Work request: In the entries that follow, find the line containing "(A) H2SO4 from 5.7e-05 to 2.85e-05 mol/kgw", then output exactly every line from the first through that one.

Dataset excerpts:
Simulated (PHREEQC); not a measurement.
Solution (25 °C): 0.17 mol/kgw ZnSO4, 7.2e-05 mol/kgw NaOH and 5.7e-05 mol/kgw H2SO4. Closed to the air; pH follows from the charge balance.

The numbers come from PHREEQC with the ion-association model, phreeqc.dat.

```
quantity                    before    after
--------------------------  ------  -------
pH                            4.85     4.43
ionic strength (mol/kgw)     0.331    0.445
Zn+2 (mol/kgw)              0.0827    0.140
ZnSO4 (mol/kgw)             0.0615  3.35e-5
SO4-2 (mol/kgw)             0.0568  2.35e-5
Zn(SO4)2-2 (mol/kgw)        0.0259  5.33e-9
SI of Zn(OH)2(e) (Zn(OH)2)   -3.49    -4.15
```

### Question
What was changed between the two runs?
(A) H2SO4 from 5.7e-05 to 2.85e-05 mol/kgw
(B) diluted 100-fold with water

Problem solution:
Simulated (PHREEQC); not a measurement.
Solution (25 °C): 0.17 mol/kgw ZnSO4, 7.2e-05 mol/kgw NaOH and 5.7e-05 mol/kgw H2SO4. Closed to the air; pH follows from the charge balance.

The numbers come from PHREEQC with the ion-association model, phreeqc.dat.

```
quantity                    before    after
--------------------------  ------  -------
pH                            4.85     4.43
ionic strength (mol/kgw)     0.331    0.445
Zn+2 (mol/kgw)              0.0827    0.140
ZnSO4 (mol/kgw)             0.0615  3.35e-5
SO4-2 (mol/kgw)             0.0568  2.35e-5
Zn(SO4)2-2 (mol/kgw)        0.0259  5.33e-9
SI of Zn(OH)2(e) (Zn(OH)2)   -3.49    -4.15
```

### Question
What was changed between the two runs?
(A) H2SO4 from 5.7e-05 to 2.85e-05 mol/kgw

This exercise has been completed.